Brief: Repeat word for word the opening stretch of the entries, from the first line through the line containing "Q: Where does the relaxation end?".

Extracted entries:
- - -

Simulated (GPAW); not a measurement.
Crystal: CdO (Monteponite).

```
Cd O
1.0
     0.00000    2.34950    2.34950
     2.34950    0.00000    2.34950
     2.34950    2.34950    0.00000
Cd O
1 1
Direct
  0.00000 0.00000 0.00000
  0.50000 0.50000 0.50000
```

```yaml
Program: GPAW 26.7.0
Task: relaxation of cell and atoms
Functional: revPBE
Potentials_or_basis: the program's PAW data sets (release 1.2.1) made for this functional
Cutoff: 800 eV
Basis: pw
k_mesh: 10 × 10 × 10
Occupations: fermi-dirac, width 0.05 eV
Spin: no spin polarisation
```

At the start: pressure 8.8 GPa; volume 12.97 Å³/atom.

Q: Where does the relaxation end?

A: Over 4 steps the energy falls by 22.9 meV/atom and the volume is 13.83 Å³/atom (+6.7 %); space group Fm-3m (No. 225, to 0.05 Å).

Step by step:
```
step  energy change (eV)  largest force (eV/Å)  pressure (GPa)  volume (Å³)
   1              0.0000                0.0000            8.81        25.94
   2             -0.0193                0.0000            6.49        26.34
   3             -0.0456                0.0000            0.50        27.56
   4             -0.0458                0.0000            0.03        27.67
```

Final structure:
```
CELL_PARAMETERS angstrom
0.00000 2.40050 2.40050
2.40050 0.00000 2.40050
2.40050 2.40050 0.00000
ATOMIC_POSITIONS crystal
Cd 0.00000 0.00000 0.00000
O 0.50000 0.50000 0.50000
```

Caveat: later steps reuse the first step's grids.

- - -

Answer area:
Simulated (GPAW); not a measurement.
Crystal: CdO (Monteponite).

```
Cd O
1.0
     0.00000    2.34950    2.34950
     2.34950    0.00000    2.34950
     2.34950    2.34950    0.00000
Cd O
1 1
Direct
  0.00000 0.00000 0.00000
  0.50000 0.50000 0.50000
```

```yaml
Program: GPAW 26.7.0
Task: relaxation of cell and atoms
Functional: revPBE
Potentials_or_basis: the program's PAW data sets (release 1.2.1) made for this functional
Cutoff: 800 eV
Basis: pw
k_mesh: 10 × 10 × 10
Occupations: fermi-dirac, width 0.05 eV
Spin: no spin polarisation
```

At the start: pressure 8.8 GPa; volume 12.97 Å³/atom.

Q: Where does the relaxation end?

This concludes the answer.